Down to the final line, print the records again exactly.

[GIVEN DATA — start]

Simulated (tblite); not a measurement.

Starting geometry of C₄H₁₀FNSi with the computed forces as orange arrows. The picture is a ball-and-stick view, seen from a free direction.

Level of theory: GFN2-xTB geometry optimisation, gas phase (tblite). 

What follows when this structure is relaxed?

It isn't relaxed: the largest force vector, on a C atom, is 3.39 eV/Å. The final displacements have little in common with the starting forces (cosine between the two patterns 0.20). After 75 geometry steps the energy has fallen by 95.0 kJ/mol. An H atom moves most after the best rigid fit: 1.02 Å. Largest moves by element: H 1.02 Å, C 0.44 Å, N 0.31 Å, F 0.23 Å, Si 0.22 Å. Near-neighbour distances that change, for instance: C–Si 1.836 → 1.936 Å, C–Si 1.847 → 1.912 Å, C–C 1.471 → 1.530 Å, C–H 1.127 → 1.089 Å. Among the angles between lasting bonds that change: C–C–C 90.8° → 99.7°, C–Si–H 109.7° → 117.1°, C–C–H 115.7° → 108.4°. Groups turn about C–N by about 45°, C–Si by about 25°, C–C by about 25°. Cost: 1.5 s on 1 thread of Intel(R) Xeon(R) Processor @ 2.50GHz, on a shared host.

[GIVEN DATA — finish]

◆ WORKED SOLUTION ◆
Simulated (tblite); not a measurement.

Starting geometry of C₄H₁₀FNSi with the computed forces as orange arrows. The picture is a ball-and-stick view, seen from a free direction.

Level of theory: GFN2-xTB geometry optimisation, gas phase (tblite). 

What follows when this structure is relaxed?

It isn't relaxed: the largest force vector, on a C atom, is 3.39 eV/Å. The final displacements have little in common with the starting forces (cosine between the two patterns 0.20). After 75 geometry steps the energy has fallen by 95.0 kJ/mol. An H atom moves most after the best rigid fit: 1.02 Å. Largest moves by element: H 1.02 Å, C 0.44 Å, N 0.31 Å, F 0.23 Å, Si 0.22 Å. Near-neighbour distances that change, for instance: C–Si 1.836 → 1.936 Å, C–Si 1.847 → 1.912 Å, C–C 1.471 → 1.530 Å, C–H 1.127 → 1.089 Å. Among the angles between lasting bonds that change: C–C–C 90.8° → 99.7°, C–Si–H 109.7° → 117.1°, C–C–H 115.7° → 108.4°. Groups turn about C–N by about 45°, C–Si by about 25°, C–C by about 25°. Cost: 1.5 s on 1 thread of Intel(R) Xeon(R) Processor @ 2.50GHz, on a shared host.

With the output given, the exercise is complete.